Action item - Output, exactly and in full, the entries that appear below.

Extracted records -
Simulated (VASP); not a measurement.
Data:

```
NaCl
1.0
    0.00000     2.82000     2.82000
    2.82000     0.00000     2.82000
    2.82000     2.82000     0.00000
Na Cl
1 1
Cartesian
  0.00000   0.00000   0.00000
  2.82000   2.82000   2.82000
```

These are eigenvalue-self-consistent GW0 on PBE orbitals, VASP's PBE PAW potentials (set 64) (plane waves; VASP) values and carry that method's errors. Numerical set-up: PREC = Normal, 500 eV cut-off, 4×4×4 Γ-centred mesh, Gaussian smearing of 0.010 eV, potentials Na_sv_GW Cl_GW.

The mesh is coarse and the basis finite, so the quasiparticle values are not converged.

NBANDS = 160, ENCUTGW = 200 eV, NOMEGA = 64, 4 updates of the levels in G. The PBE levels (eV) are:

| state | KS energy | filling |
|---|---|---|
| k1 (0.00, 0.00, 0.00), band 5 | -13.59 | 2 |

Answer box -
Simulated (VASP); not a measurement.
Data:

```
NaCl
1.0
    0.00000     2.82000     2.82000
    2.82000     0.00000     2.82000
    2.82000     2.82000     0.00000
Na Cl
1 1
Cartesian
  0.00000   0.00000   0.00000
  2.82000   2.82000   2.82000
```

These are eigenvalue-self-consistent GW0 on PBE orbitals, VASP's PBE PAW potentials (set 64) (plane waves; VASP) values and carry that method's errors. Numerical set-up: PREC = Normal, 500 eV cut-off, 4×4×4 Γ-centred mesh, Gaussian smearing of 0.010 eV, potentials Na_sv_GW Cl_GW.

The mesh is coarse and the basis finite, so the quasiparticle values are not converged.

NBANDS = 160, ENCUTGW = 200 eV, NOMEGA = 64, 4 updates of the levels in G. The PBE levels (eV) are:

| state | KS energy | filling |
|---|---|---|
| k1 (0.00, 0.00, 0.00), band 5 | -13.59 | 2 |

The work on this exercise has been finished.